*Brief*
The records follow. Print, word for word, the first line through the "How does a field" line.

+---+
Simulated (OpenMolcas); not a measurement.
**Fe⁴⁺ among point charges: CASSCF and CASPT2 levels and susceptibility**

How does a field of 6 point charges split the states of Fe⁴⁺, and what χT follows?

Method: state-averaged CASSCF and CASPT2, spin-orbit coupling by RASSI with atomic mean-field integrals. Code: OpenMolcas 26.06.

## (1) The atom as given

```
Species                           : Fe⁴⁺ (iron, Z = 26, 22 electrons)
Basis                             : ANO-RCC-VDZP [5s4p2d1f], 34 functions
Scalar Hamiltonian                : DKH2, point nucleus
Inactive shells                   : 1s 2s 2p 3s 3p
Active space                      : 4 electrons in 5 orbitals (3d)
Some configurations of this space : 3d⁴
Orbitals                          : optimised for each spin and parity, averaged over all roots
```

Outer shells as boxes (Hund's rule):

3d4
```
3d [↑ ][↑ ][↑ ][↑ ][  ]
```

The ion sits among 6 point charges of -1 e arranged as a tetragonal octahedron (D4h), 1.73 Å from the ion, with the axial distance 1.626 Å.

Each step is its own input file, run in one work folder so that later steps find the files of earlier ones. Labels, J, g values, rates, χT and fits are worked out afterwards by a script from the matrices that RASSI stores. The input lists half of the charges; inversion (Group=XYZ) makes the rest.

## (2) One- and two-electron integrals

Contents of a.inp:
+---+

*Written answer*
Simulated (OpenMolcas); not a measurement.
**Fe⁴⁺ among point charges: CASSCF and CASPT2 levels and susceptibility**

How does a field of 6 point charges split the states of Fe⁴⁺, and what χT follows?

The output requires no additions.